ASSIGNED TASK: Write out all of the lines below, exactly and completely.

☆ ☆ ☆ ☆ ☆ ☆ ☆

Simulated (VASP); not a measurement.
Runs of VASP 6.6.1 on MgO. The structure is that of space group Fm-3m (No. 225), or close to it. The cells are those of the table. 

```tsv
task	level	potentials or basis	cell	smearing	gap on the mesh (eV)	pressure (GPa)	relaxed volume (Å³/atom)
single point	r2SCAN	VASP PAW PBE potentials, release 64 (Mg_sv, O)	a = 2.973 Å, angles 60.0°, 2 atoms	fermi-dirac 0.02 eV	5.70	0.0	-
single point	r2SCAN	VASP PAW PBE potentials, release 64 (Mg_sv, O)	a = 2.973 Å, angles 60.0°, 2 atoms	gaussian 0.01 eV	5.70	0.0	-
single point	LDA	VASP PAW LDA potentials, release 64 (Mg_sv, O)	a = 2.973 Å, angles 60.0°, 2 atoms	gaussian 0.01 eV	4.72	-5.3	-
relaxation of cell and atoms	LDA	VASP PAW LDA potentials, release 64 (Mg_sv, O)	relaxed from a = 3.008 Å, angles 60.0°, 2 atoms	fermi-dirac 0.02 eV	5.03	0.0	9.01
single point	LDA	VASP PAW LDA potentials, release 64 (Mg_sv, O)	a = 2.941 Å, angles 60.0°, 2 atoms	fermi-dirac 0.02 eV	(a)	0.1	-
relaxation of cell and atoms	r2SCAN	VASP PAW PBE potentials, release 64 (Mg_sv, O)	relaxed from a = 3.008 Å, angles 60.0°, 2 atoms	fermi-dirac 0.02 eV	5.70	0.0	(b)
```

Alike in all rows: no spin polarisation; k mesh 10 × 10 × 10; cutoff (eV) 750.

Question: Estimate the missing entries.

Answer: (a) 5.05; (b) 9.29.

☆ ☆ ☆ ☆ ☆ ☆ ☆

TASK SOLUTION:
Simulated (VASP); not a measurement.
Runs of VASP 6.6.1 on MgO. The structure is that of space group Fm-3m (No. 225), or close to it. The cells are those of the table. 

```tsv
task	level	potentials or basis	cell	smearing	gap on the mesh (eV)	pressure (GPa)	relaxed volume (Å³/atom)
single point	r2SCAN	VASP PAW PBE potentials, release 64 (Mg_sv, O)	a = 2.973 Å, angles 60.0°, 2 atoms	fermi-dirac 0.02 eV	5.70	0.0	-
single point	r2SCAN	VASP PAW PBE potentials, release 64 (Mg_sv, O)	a = 2.973 Å, angles 60.0°, 2 atoms	gaussian 0.01 eV	5.70	0.0	-
single point	LDA	VASP PAW LDA potentials, release 64 (Mg_sv, O)	a = 2.973 Å, angles 60.0°, 2 atoms	gaussian 0.01 eV	4.72	-5.3	-
relaxation of cell and atoms	LDA	VASP PAW LDA potentials, release 64 (Mg_sv, O)	relaxed from a = 3.008 Å, angles 60.0°, 2 atoms	fermi-dirac 0.02 eV	5.03	0.0	9.01
single point	LDA	VASP PAW LDA potentials, release 64 (Mg_sv, O)	a = 2.941 Å, angles 60.0°, 2 atoms	fermi-dirac 0.02 eV	(a)	0.1	-
relaxation of cell and atoms	r2SCAN	VASP PAW PBE potentials, release 64 (Mg_sv, O)	relaxed from a = 3.008 Å, angles 60.0°, 2 atoms	fermi-dirac 0.02 eV	5.70	0.0	(b)
```

Alike in all rows: no spin polarisation; k mesh 10 × 10 × 10; cutoff (eV) 750.

Question: Estimate the missing entries.

Answer: (a) 5.05; (b) 9.29.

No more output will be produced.